## Work request
Working from the listing below, set down every line exactly.

________

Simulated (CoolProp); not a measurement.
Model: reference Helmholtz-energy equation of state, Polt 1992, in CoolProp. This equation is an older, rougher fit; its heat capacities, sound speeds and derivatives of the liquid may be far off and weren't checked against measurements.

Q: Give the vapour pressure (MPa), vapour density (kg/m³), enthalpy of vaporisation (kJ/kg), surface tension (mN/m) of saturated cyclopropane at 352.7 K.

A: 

________

## Exercise answer
Simulated (CoolProp); not a measurement.
Model: reference Helmholtz-energy equation of state, Polt 1992, in CoolProp. This equation is an older, rougher fit; its heat capacities, sound speeds and derivatives of the liquid may be far off and weren't checked against measurements.

Q: Give the vapour pressure (MPa), vapour density (kg/m³), enthalpy of vaporisation (kJ/kg), surface tension (mN/m) of saturated cyclopropane at 352.7 K.

A: 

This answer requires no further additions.